Work instruction —
Entries in the following listing are to be copied exactly as they stand.

═══
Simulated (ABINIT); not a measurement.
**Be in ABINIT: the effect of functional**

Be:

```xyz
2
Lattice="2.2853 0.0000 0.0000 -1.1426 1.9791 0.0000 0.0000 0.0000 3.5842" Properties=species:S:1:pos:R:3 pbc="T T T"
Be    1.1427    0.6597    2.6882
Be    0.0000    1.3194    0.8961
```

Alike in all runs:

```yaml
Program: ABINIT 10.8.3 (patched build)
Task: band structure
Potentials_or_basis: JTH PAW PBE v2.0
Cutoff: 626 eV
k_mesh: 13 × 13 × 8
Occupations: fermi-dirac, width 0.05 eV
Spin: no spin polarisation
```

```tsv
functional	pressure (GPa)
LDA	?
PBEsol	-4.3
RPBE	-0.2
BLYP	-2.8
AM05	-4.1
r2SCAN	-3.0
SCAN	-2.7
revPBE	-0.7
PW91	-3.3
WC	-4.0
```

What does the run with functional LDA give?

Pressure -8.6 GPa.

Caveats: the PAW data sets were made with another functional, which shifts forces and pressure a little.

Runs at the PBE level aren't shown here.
═══

Task result —
Simulated (ABINIT); not a measurement.
**Be in ABINIT: the effect of functional**

Be:

```xyz
2
Lattice="2.2853 0.0000 0.0000 -1.1426 1.9791 0.0000 0.0000 0.0000 3.5842" Properties=species:S:1:pos:R:3 pbc="T T T"
Be    1.1427    0.6597    2.6882
Be    0.0000    1.3194    0.8961
```

Alike in all runs:

```yaml
Program: ABINIT 10.8.3 (patched build)
Task: band structure
Potentials_or_basis: JTH PAW PBE v2.0
Cutoff: 626 eV
k_mesh: 13 × 13 × 8
Occupations: fermi-dirac, width 0.05 eV
Spin: no spin polarisation
```

```tsv
functional	pressure (GPa)
LDA	?
PBEsol	-4.3
RPBE	-0.2
BLYP	-2.8
AM05	-4.1
r2SCAN	-3.0
SCAN	-2.7
revPBE	-0.7
PW91	-3.3
WC	-4.0
```

What does the run with functional LDA give?

Pressure -8.6 GPa.

Caveats: the PAW data sets were made with another functional, which shifts forces and pressure a little.

Runs at the PBE level aren't shown here.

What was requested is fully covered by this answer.